Assignment | Would you reproduce all of the entries below, character for character?

[[ Supplied information open ]]

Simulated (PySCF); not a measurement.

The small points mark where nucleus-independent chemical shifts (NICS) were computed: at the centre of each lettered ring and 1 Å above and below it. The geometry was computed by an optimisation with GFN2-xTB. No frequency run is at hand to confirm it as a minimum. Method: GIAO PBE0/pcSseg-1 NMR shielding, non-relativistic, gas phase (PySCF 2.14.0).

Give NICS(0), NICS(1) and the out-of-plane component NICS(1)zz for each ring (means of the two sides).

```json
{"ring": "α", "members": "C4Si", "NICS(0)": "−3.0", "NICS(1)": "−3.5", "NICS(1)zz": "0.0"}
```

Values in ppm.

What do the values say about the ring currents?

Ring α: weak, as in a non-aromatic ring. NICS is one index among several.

[[ Supplied information closed ]]

Task response |
Simulated (PySCF); not a measurement.

The small points mark where nucleus-independent chemical shifts (NICS) were computed: at the centre of each lettered ring and 1 Å above and below it. The geometry was computed by an optimisation with GFN2-xTB. No frequency run is at hand to confirm it as a minimum. Method: GIAO PBE0/pcSseg-1 NMR shielding, non-relativistic, gas phase (PySCF 2.14.0).

Give NICS(0), NICS(1) and the out-of-plane component NICS(1)zz for each ring (means of the two sides).

```json
{"ring": "α", "members": "C4Si", "NICS(0)": "−3.0", "NICS(1)": "−3.5", "NICS(1)zz": "0.0"}
```

Values in ppm.

What do the values say about the ring currents?

Ring α: weak, as in a non-aromatic ring. NICS is one index among several.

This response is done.